╭──

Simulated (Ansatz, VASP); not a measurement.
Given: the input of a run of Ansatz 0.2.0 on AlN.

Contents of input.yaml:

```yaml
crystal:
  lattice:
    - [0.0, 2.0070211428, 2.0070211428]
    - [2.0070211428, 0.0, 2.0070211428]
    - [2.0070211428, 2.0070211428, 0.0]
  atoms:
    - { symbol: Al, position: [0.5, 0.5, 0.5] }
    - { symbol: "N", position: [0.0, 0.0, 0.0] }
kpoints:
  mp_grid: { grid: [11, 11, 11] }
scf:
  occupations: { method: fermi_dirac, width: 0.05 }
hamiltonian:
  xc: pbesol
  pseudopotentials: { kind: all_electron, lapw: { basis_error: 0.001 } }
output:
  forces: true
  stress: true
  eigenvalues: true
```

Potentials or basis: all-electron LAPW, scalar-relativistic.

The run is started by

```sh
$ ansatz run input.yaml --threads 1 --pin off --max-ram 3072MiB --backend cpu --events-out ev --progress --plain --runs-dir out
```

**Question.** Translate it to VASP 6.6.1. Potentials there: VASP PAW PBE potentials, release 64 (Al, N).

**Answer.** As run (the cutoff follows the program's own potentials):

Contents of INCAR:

╰──

== WORK INSTRUCTION ==
All records should be written out again exactly as given.

== WRITTEN RESPONSE ==
Simulated (Ansatz, VASP); not a measurement.
Given: the input of a run of Ansatz 0.2.0 on AlN.

Contents of input.yaml:

```yaml
crystal:
  lattice:
    - [0.0, 2.0070211428, 2.0070211428]
    - [2.0070211428, 0.0, 2.0070211428]
    - [2.0070211428, 2.0070211428, 0.0]
  atoms:
    - { symbol: Al, position: [0.5, 0.5, 0.5] }
    - { symbol: "N", position: [0.0, 0.0, 0.0] }
kpoints:
  mp_grid: { grid: [11, 11, 11] }
scf:
  occupations: { method: fermi_dirac, width: 0.05 }
hamiltonian:
  xc: pbesol
  pseudopotentials: { kind: all_electron, lapw: { basis_error: 0.001 } }
output:
  forces: true
  stress: true
  eigenvalues: true
```

Potentials or basis: all-electron LAPW, scalar-relativistic.

The run is started by

```sh
$ ansatz run input.yaml --threads 1 --pin off --max-ram 3072MiB --backend cpu --events-out ev --progress --plain --runs-dir out
```

**Question.** Translate it to VASP 6.6.1. Potentials there: VASP PAW PBE potentials, release 64 (Al, N).

**Answer.** As run (the cutoff follows the program's own potentials):

Contents of INCAR:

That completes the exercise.